● **Input data**
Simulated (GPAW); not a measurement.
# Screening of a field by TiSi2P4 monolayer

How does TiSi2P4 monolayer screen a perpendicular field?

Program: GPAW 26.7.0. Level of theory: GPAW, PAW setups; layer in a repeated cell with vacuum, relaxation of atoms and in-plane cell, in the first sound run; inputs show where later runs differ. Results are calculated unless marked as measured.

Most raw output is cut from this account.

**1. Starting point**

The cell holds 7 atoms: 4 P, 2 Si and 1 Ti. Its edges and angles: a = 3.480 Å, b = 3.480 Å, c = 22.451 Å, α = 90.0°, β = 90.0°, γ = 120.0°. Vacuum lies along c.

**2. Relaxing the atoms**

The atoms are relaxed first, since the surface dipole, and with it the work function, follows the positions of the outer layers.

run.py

● **Task item**
Could you copy every record above exactly as written?

● **Reply**
Simulated (GPAW); not a measurement.
# Screening of a field by TiSi2P4 monolayer

How does TiSi2P4 monolayer screen a perpendicular field?

Program: GPAW 26.7.0. Level of theory: GPAW, PAW setups; layer in a repeated cell with vacuum, relaxation of atoms and in-plane cell, in the first sound run; inputs show where later runs differ. Results are calculated unless marked as measured.

Most raw output is cut from this account.

**1. Starting point**

The cell holds 7 atoms: 4 P, 2 Si and 1 Ti. Its edges and angles: a = 3.480 Å, b = 3.480 Å, c = 22.451 Å, α = 90.0°, β = 90.0°, γ = 120.0°. Vacuum lies along c.

**2. Relaxing the atoms**

The atoms are relaxed first, since the surface dipole, and with it the work function, follows the positions of the outer layers.

run.py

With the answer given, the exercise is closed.